WORK ORDER:
Those lines of the material below that fall between its first line and the line with "Problem. How do", both included, are to be repeated exactly.

EXCERPTED DATA:
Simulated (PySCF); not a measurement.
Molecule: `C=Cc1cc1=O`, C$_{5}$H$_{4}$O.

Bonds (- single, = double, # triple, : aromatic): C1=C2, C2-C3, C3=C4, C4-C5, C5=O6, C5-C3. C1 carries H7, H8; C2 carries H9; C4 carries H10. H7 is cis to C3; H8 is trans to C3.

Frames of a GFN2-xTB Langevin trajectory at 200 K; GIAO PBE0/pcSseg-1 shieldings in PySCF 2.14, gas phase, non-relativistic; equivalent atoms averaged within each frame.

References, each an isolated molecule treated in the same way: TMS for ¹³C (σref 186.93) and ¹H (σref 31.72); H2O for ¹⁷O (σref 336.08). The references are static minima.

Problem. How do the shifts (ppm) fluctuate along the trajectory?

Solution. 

PROBLEM SOLUTION:
Simulated (PySCF); not a measurement.
Molecule: `C=Cc1cc1=O`, C$_{5}$H$_{4}$O.

Bonds (- single, = double, # triple, : aromatic): C1=C2, C2-C3, C3=C4, C4-C5, C5=O6, C5-C3. C1 carries H7, H8; C2 carries H9; C4 carries H10. H7 is cis to C3; H8 is trans to C3.

Frames of a GFN2-xTB Langevin trajectory at 200 K; GIAO PBE0/pcSseg-1 shieldings in PySCF 2.14, gas phase, non-relativistic; equivalent atoms averaged within each frame.

References, each an isolated molecule treated in the same way: TMS for ¹³C (σref 186.93) and ¹H (σref 31.72); H2O for ¹⁷O (σref 336.08). The references are static minima.

Problem. How do the shifts (ppm) fluctuate along the trajectory?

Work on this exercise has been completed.